━━━━━ RECORDS SUPPLIED ━━━━━

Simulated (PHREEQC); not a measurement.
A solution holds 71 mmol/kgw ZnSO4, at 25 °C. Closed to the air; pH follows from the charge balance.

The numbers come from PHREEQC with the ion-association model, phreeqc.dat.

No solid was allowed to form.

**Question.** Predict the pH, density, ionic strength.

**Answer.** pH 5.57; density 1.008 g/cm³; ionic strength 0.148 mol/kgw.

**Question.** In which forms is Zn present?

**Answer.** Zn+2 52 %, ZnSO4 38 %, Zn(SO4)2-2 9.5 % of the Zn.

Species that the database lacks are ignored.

━━━━━

__ACTION ITEM__
Copy out the records shown above, every one, exactly.

__EXPECTED ANSWER__
Simulated (PHREEQC); not a measurement.
A solution holds 71 mmol/kgw ZnSO4, at 25 °C. Closed to the air; pH follows from the charge balance.

The numbers come from PHREEQC with the ion-association model, phreeqc.dat.

No solid was allowed to form.

**Question.** Predict the pH, density, ionic strength.

**Answer.** pH 5.57; density 1.008 g/cm³; ionic strength 0.148 mol/kgw.

**Question.** In which forms is Zn present?

**Answer.** Zn+2 52 %, ZnSO4 38 %, Zn(SO4)2-2 9.5 % of the Zn.

Species that the database lacks are ignored.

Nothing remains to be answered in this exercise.